* ACTIVITY *
Transcribe every record exactly, omitting none.

* STORED DATA *
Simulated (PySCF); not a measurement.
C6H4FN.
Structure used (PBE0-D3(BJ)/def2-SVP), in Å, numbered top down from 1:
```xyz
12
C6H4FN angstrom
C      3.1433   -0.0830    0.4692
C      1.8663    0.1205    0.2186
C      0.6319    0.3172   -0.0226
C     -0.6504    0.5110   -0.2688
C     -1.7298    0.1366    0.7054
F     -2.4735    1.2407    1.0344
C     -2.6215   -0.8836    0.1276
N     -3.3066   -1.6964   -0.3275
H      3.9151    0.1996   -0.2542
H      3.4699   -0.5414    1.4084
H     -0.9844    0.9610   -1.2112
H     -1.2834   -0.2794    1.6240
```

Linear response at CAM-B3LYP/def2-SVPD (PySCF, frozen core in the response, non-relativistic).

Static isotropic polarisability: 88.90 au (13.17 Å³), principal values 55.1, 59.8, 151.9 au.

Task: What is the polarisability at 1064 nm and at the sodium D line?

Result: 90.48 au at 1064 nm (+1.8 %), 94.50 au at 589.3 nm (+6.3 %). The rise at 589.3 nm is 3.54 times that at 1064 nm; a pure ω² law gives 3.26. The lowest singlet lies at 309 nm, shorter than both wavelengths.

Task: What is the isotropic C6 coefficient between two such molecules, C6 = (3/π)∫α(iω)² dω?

* EXERCISE RESPONSE *
Simulated (PySCF); not a measurement.
C6H4FN.
Structure used (PBE0-D3(BJ)/def2-SVP), in Å, numbered top down from 1:
```xyz
12
C6H4FN angstrom
C      3.1433   -0.0830    0.4692
C      1.8663    0.1205    0.2186
C      0.6319    0.3172   -0.0226
C     -0.6504    0.5110   -0.2688
C     -1.7298    0.1366    0.7054
F     -2.4735    1.2407    1.0344
C     -2.6215   -0.8836    0.1276
N     -3.3066   -1.6964   -0.3275
H      3.9151    0.1996   -0.2542
H      3.4699   -0.5414    1.4084
H     -0.9844    0.9610   -1.2112
H     -1.2834   -0.2794    1.6240
```

Linear response at CAM-B3LYP/def2-SVPD (PySCF, frozen core in the response, non-relativistic).

Static isotropic polarisability: 88.90 au (13.17 Å³), principal values 55.1, 59.8, 151.9 au.

Task: What is the polarisability at 1064 nm and at the sodium D line?

Result: 90.48 au at 1064 nm (+1.8 %), 94.50 au at 589.3 nm (+6.3 %). The rise at 589.3 nm is 3.54 times that at 1064 nm; a pure ω² law gives 3.26. The lowest singlet lies at 309 nm, shorter than both wavelengths.

Task: What is the isotropic C6 coefficient between two such molecules, C6 = (3/π)∫α(iω)² dω?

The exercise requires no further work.